▶ _Assigned task_:
Reproduce word for word, from the entries below, the line with "The material is SrO (rock salt, Fm-3m).", the line with "Symmetry was held", and every line between them, and nothing more.

Content starts

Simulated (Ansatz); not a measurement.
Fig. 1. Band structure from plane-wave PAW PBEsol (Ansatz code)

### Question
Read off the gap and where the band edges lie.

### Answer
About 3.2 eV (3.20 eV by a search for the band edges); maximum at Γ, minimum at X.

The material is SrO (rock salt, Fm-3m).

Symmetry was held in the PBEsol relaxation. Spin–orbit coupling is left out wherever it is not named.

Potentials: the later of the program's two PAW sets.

Content ends

▶ _Task result_:
The material is SrO (rock salt, Fm-3m).

Symmetry was held in the PBEsol relaxation. Spin–orbit coupling is left out wherever it is not named.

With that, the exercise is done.